:: Activity ::
With the first line as the start and the line containing "Task: Estimate time, memory and problem size." as the end, write out every line of the records exactly.

:: Extracted information ::
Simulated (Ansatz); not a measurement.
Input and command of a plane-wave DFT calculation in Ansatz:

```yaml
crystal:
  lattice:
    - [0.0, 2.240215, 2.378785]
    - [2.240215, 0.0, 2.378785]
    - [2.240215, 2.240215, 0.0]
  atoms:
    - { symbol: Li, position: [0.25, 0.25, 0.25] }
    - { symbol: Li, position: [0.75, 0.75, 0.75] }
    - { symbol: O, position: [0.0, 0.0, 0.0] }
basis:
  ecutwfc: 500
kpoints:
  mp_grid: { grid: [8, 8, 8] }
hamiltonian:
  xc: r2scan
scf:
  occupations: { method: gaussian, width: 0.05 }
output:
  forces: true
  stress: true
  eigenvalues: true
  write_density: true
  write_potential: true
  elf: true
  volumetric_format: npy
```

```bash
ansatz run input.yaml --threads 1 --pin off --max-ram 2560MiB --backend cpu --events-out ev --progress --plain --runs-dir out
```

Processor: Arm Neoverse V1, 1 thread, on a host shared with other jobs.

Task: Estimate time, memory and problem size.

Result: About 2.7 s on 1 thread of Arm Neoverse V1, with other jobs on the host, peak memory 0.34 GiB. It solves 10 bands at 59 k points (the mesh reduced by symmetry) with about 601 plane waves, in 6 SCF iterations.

:: Problem solution ::
Simulated (Ansatz); not a measurement.
Input and command of a plane-wave DFT calculation in Ansatz:

```yaml
crystal:
  lattice:
    - [0.0, 2.240215, 2.378785]
    - [2.240215, 0.0, 2.378785]
    - [2.240215, 2.240215, 0.0]
  atoms:
    - { symbol: Li, position: [0.25, 0.25, 0.25] }
    - { symbol: Li, position: [0.75, 0.75, 0.75] }
    - { symbol: O, position: [0.0, 0.0, 0.0] }
basis:
  ecutwfc: 500
kpoints:
  mp_grid: { grid: [8, 8, 8] }
hamiltonian:
  xc: r2scan
scf:
  occupations: { method: gaussian, width: 0.05 }
output:
  forces: true
  stress: true
  eigenvalues: true
  write_density: true
  write_potential: true
  elf: true
  volumetric_format: npy
```

```bash
ansatz run input.yaml --threads 1 --pin off --max-ram 2560MiB --backend cpu --events-out ev --progress --plain --runs-dir out
```

Processor: Arm Neoverse V1, 1 thread, on a host shared with other jobs.

Task: Estimate time, memory and problem size.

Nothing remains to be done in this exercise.